**Extracted records**
_ _ _

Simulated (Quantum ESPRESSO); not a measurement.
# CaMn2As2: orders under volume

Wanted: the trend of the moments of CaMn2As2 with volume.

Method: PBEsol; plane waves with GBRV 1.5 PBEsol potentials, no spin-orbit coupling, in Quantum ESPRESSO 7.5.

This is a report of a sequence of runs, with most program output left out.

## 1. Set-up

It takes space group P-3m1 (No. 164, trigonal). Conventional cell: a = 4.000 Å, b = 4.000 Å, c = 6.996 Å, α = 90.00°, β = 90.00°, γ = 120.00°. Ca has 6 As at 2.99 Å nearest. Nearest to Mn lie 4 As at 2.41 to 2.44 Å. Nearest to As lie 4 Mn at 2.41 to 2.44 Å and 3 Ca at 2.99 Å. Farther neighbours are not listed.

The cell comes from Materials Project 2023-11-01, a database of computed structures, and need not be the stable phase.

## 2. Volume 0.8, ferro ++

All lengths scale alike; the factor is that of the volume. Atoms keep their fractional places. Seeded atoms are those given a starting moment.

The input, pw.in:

_ _ _

**Requirement**
The answer should be the first line of the material and every line after it through the line containing "## 1. Set-up", exactly as written, and nothing else.

**Answer section**
Simulated (Quantum ESPRESSO); not a measurement.
# CaMn2As2: orders under volume

Wanted: the trend of the moments of CaMn2As2 with volume.

Method: PBEsol; plane waves with GBRV 1.5 PBEsol potentials, no spin-orbit coupling, in Quantum ESPRESSO 7.5.

This is a report of a sequence of runs, with most program output left out.

## 1. Set-up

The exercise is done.